### Data to examine:
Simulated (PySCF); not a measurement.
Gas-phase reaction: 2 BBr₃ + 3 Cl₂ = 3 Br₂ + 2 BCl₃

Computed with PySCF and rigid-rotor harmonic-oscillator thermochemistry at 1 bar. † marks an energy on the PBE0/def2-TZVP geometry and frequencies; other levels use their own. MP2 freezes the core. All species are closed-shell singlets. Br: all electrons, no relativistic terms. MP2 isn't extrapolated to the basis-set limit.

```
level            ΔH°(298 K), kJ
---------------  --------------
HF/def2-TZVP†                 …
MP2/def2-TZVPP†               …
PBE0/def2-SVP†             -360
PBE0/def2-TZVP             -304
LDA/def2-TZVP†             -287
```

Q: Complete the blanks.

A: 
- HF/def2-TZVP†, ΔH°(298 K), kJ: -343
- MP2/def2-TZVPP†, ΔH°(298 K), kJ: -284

### Assigned task:
Please restate each record exactly as it reads.

### Exercise solution:
Simulated (PySCF); not a measurement.
Gas-phase reaction: 2 BBr₃ + 3 Cl₂ = 3 Br₂ + 2 BCl₃

Computed with PySCF and rigid-rotor harmonic-oscillator thermochemistry at 1 bar. † marks an energy on the PBE0/def2-TZVP geometry and frequencies; other levels use their own. MP2 freezes the core. All species are closed-shell singlets. Br: all electrons, no relativistic terms. MP2 isn't extrapolated to the basis-set limit.

```
level            ΔH°(298 K), kJ
---------------  --------------
HF/def2-TZVP†                 …
MP2/def2-TZVPP†               …
PBE0/def2-SVP†             -360
PBE0/def2-TZVP             -304
LDA/def2-TZVP†             -287
```

Q: Complete the blanks.

A: 
- HF/def2-TZVP†, ΔH°(298 K), kJ: -343
- MP2/def2-TZVPP†, ΔH°(298 K), kJ: -284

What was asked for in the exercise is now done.